#### Supplied information
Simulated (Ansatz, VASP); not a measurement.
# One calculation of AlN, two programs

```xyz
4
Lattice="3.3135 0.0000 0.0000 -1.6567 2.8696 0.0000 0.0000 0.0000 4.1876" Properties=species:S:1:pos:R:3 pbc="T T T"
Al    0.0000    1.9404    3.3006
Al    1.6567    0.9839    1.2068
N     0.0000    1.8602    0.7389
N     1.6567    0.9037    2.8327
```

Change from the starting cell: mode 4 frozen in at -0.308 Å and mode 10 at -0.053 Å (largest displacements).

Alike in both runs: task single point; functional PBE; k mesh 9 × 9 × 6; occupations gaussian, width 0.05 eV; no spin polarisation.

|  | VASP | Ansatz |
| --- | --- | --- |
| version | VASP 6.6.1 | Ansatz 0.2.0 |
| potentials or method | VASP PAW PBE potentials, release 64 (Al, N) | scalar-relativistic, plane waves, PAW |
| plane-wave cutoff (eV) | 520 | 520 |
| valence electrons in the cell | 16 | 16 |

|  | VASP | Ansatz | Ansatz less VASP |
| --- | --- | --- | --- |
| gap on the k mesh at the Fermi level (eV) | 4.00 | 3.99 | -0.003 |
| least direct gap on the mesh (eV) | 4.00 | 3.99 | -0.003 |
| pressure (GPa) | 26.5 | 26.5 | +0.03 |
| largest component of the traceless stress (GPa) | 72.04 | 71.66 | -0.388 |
########

» **Work instruction**
Repeat the entire listing above, keeping every line exactly the same.

» **Answer area**
Simulated (Ansatz, VASP); not a measurement.
# One calculation of AlN, two programs

```xyz
4
Lattice="3.3135 0.0000 0.0000 -1.6567 2.8696 0.0000 0.0000 0.0000 4.1876" Properties=species:S:1:pos:R:3 pbc="T T T"
Al    0.0000    1.9404    3.3006
Al    1.6567    0.9839    1.2068
N     0.0000    1.8602    0.7389
N     1.6567    0.9037    2.8327
```

Change from the starting cell: mode 4 frozen in at -0.308 Å and mode 10 at -0.053 Å (largest displacements).

Alike in both runs: task single point; functional PBE; k mesh 9 × 9 × 6; occupations gaussian, width 0.05 eV; no spin polarisation.

|  | VASP | Ansatz |
| --- | --- | --- |
| version | VASP 6.6.1 | Ansatz 0.2.0 |
| potentials or method | VASP PAW PBE potentials, release 64 (Al, N) | scalar-relativistic, plane waves, PAW |
| plane-wave cutoff (eV) | 520 | 520 |
| valence electrons in the cell | 16 | 16 |

|  | VASP | Ansatz | Ansatz less VASP |
| --- | --- | --- | --- |
| gap on the k mesh at the Fermi level (eV) | 4.00 | 3.99 | -0.003 |
| least direct gap on the mesh (eV) | 4.00 | 3.99 | -0.003 |
| pressure (GPa) | 26.5 | 26.5 | +0.03 |
| largest component of the traceless stress (GPa) | 72.04 | 71.66 | -0.388 |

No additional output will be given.